STORED DATA -
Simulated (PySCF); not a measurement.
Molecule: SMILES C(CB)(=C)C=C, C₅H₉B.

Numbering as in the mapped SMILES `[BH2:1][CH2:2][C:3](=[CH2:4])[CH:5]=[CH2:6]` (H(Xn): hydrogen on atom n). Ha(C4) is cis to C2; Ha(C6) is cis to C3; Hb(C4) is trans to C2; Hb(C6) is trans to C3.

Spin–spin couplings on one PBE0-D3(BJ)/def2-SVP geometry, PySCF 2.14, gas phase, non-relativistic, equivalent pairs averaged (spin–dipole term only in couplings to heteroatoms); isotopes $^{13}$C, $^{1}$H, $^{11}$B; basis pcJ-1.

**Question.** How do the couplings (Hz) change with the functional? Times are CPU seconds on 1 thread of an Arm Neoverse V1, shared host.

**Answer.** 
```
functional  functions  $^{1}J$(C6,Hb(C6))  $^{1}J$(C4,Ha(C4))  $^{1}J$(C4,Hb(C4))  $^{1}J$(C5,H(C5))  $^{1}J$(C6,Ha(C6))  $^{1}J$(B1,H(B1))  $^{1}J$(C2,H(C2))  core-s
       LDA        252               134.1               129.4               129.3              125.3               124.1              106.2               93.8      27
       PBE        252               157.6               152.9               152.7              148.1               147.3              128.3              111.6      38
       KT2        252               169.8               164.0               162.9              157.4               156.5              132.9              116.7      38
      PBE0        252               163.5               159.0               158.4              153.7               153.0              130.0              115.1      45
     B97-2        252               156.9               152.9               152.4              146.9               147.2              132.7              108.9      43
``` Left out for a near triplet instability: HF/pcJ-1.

REQUIRED ACTION -
Reproduce, character for character, only the lines of the preceding data that start at the line with "Numbering as in" and end at the line with "Spin–spin couplings on", both included.

ANSWER SECTION -
Numbering as in the mapped SMILES `[BH2:1][CH2:2][C:3](=[CH2:4])[CH:5]=[CH2:6]` (H(Xn): hydrogen on atom n). Ha(C4) is cis to C2; Ha(C6) is cis to C3; Hb(C4) is trans to C2; Hb(C6) is trans to C3.

Spin–spin couplings on one PBE0-D3(BJ)/def2-SVP geometry, PySCF 2.14, gas phase, non-relativistic, equivalent pairs averaged (spin–dipole term only in couplings to heteroatoms); isotopes $^{13}$C, $^{1}$H, $^{11}$B; basis pcJ-1.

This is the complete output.